****

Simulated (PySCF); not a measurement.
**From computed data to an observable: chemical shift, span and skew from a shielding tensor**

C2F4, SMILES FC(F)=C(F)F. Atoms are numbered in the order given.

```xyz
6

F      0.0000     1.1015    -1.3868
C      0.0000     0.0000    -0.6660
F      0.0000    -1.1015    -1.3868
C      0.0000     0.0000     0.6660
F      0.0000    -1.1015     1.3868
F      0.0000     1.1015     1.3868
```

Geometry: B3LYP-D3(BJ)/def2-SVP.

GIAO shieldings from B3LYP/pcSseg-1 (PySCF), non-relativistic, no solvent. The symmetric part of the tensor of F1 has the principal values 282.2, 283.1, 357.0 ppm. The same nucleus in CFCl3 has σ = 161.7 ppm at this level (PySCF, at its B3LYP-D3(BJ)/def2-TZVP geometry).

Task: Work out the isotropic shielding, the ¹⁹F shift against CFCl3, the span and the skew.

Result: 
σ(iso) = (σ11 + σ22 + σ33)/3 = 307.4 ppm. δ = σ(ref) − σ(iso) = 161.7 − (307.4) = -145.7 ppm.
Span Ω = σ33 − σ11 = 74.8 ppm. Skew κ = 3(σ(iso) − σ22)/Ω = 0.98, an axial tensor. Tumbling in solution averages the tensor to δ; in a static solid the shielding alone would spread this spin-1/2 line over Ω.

****

> BRIEF:
From the first line of the listing above to the line with "σ(iso) = (σ11", please transcribe each line exactly, both ends included, and nothing beyond that.

> PROBLEM SOLUTION:
Simulated (PySCF); not a measurement.
**From computed data to an observable: chemical shift, span and skew from a shielding tensor**

C2F4, SMILES FC(F)=C(F)F. Atoms are numbered in the order given.

```xyz
6

F      0.0000     1.1015    -1.3868
C      0.0000     0.0000    -0.6660
F      0.0000    -1.1015    -1.3868
C      0.0000     0.0000     0.6660
F      0.0000    -1.1015     1.3868
F      0.0000     1.1015     1.3868
```

Geometry: B3LYP-D3(BJ)/def2-SVP.

GIAO shieldings from B3LYP/pcSseg-1 (PySCF), non-relativistic, no solvent. The symmetric part of the tensor of F1 has the principal values 282.2, 283.1, 357.0 ppm. The same nucleus in CFCl3 has σ = 161.7 ppm at this level (PySCF, at its B3LYP-D3(BJ)/def2-TZVP geometry).

Task: Work out the isotropic shielding, the ¹⁹F shift against CFCl3, the span and the skew.

Result: 
σ(iso) = (σ11 + σ22 + σ33)/3 = 307.4 ppm. δ = σ(ref) − σ(iso) = 161.7 − (307.4) = -145.7 ppm.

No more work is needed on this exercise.